Only one stretch of the listing below is wanted: every line from the first to the line containing "pressure (GPa): 8.1;", set down exactly.

━━━━━━━━
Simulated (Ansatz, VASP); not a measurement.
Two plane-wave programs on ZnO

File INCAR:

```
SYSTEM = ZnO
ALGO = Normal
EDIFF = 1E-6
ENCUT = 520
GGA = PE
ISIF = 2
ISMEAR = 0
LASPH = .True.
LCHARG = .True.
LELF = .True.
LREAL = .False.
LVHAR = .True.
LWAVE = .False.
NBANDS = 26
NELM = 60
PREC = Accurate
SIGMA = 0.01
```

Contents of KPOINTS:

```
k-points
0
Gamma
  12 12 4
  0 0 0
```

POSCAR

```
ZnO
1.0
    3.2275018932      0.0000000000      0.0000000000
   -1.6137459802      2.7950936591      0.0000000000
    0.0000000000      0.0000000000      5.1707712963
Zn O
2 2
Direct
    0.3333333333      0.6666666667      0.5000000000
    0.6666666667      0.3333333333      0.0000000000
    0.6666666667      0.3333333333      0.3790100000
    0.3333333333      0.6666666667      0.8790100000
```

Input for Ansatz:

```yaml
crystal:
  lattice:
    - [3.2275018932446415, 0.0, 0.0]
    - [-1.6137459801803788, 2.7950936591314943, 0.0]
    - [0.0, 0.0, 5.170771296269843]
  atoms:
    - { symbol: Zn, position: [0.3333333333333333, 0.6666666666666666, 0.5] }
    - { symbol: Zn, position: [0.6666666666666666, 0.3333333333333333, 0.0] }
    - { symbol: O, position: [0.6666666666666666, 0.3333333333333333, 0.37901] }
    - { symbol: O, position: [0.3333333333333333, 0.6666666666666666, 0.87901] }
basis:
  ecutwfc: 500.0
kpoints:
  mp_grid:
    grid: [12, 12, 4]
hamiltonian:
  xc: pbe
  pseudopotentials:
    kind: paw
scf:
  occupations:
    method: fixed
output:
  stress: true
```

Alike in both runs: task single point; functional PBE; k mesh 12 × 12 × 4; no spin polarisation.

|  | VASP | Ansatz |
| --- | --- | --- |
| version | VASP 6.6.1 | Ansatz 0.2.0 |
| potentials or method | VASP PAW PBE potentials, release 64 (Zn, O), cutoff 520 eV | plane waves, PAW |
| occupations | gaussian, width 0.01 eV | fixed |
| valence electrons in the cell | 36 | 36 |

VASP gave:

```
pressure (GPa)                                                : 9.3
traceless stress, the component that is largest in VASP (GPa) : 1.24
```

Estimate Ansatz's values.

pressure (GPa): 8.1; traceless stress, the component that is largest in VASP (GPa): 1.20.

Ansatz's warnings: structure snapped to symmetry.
━━━━━━━━

Answer box:
Simulated (Ansatz, VASP); not a measurement.
Two plane-wave programs on ZnO

File INCAR:

```
SYSTEM = ZnO
ALGO = Normal
EDIFF = 1E-6
ENCUT = 520
GGA = PE
ISIF = 2
ISMEAR = 0
LASPH = .True.
LCHARG = .True.
LELF = .True.
LREAL = .False.
LVHAR = .True.
LWAVE = .False.
NBANDS = 26
NELM = 60
PREC = Accurate
SIGMA = 0.01
```

Contents of KPOINTS:

```
k-points
0
Gamma
  12 12 4
  0 0 0
```

POSCAR

```
ZnO
1.0
    3.2275018932      0.0000000000      0.0000000000
   -1.6137459802      2.7950936591      0.0000000000
    0.0000000000      0.0000000000      5.1707712963
Zn O
2 2
Direct
    0.3333333333      0.6666666667      0.5000000000
    0.6666666667      0.3333333333      0.0000000000
    0.6666666667      0.3333333333      0.3790100000
    0.3333333333      0.6666666667      0.8790100000
```

Input for Ansatz:

```yaml
crystal:
  lattice:
    - [3.2275018932446415, 0.0, 0.0]
    - [-1.6137459801803788, 2.7950936591314943, 0.0]
    - [0.0, 0.0, 5.170771296269843]
  atoms:
    - { symbol: Zn, position: [0.3333333333333333, 0.6666666666666666, 0.5] }
    - { symbol: Zn, position: [0.6666666666666666, 0.3333333333333333, 0.0] }
    - { symbol: O, position: [0.6666666666666666, 0.3333333333333333, 0.37901] }
    - { symbol: O, position: [0.3333333333333333, 0.6666666666666666, 0.87901] }
basis:
  ecutwfc: 500.0
kpoints:
  mp_grid:
    grid: [12, 12, 4]
hamiltonian:
  xc: pbe
  pseudopotentials:
    kind: paw
scf:
  occupations:
    method: fixed
output:
  stress: true
```

Alike in both runs: task single point; functional PBE; k mesh 12 × 12 × 4; no spin polarisation.

|  | VASP | Ansatz |
| --- | --- | --- |
| version | VASP 6.6.1 | Ansatz 0.2.0 |
| potentials or method | VASP PAW PBE potentials, release 64 (Zn, O), cutoff 520 eV | plane waves, PAW |
| occupations | gaussian, width 0.01 eV | fixed |
| valence electrons in the cell | 36 | 36 |

VASP gave:

```
pressure (GPa)                                                : 9.3
traceless stress, the component that is largest in VASP (GPa) : 1.24
```

Estimate Ansatz's values.

pressure (GPa): 8.1; traceless stress, the component that is largest in VASP (GPa): 1.20.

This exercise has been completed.